□ □ □ □ □

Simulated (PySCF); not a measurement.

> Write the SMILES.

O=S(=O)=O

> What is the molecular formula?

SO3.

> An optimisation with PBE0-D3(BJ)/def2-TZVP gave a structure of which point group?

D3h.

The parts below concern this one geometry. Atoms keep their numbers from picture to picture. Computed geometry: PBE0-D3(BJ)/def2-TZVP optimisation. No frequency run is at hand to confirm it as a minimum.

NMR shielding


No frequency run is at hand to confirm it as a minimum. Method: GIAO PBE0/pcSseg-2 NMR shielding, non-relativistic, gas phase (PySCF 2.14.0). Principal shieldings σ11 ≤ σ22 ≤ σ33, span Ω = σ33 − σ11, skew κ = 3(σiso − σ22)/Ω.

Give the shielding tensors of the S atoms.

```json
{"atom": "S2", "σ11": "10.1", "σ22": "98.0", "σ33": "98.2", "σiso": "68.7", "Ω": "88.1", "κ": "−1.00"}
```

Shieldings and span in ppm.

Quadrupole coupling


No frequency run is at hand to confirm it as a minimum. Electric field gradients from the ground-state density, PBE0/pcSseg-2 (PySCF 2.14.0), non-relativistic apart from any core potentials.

□ □ □ □ □

• **Assignment**:
As the exercise requires, copy out the data shown above word for word.

• **Answer space**:
Simulated (PySCF); not a measurement.

> Write the SMILES.

O=S(=O)=O

> What is the molecular formula?

SO3.

> An optimisation with PBE0-D3(BJ)/def2-TZVP gave a structure of which point group?

D3h.

The parts below concern this one geometry. Atoms keep their numbers from picture to picture. Computed geometry: PBE0-D3(BJ)/def2-TZVP optimisation. No frequency run is at hand to confirm it as a minimum.

NMR shielding


No frequency run is at hand to confirm it as a minimum. Method: GIAO PBE0/pcSseg-2 NMR shielding, non-relativistic, gas phase (PySCF 2.14.0). Principal shieldings σ11 ≤ σ22 ≤ σ33, span Ω = σ33 − σ11, skew κ = 3(σiso − σ22)/Ω.

Give the shielding tensors of the S atoms.

```json
{"atom": "S2", "σ11": "10.1", "σ22": "98.0", "σ33": "98.2", "σiso": "68.7", "Ω": "88.1", "κ": "−1.00"}
```

Shieldings and span in ppm.

Quadrupole coupling


No frequency run is at hand to confirm it as a minimum. Electric field gradients from the ground-state density, PBE0/pcSseg-2 (PySCF 2.14.0), non-relativistic apart from any core potentials.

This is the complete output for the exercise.